[Work order]
The records are to be copied exactly and in full.

[Given records]
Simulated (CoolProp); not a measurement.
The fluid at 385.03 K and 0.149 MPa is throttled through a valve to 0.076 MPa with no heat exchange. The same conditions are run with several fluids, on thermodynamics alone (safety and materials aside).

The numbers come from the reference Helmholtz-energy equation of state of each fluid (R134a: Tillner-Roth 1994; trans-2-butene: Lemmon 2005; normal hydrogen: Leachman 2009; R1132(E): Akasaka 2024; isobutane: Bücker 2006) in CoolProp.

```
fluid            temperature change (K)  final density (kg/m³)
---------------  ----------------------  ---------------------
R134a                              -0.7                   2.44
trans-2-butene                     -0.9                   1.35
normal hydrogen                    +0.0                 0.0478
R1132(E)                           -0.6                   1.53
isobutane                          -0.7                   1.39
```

[Solution]
Simulated (CoolProp); not a measurement.
The fluid at 385.03 K and 0.149 MPa is throttled through a valve to 0.076 MPa with no heat exchange. The same conditions are run with several fluids, on thermodynamics alone (safety and materials aside).

The numbers come from the reference Helmholtz-energy equation of state of each fluid (R134a: Tillner-Roth 1994; trans-2-butene: Lemmon 2005; normal hydrogen: Leachman 2009; R1132(E): Akasaka 2024; isobutane: Bücker 2006) in CoolProp.

```
fluid            temperature change (K)  final density (kg/m³)
---------------  ----------------------  ---------------------
R134a                              -0.7                   2.44
trans-2-butene                     -0.9                   1.35
normal hydrogen                    +0.0                 0.0478
R1132(E)                           -0.6                   1.53
isobutane                          -0.7                   1.39
```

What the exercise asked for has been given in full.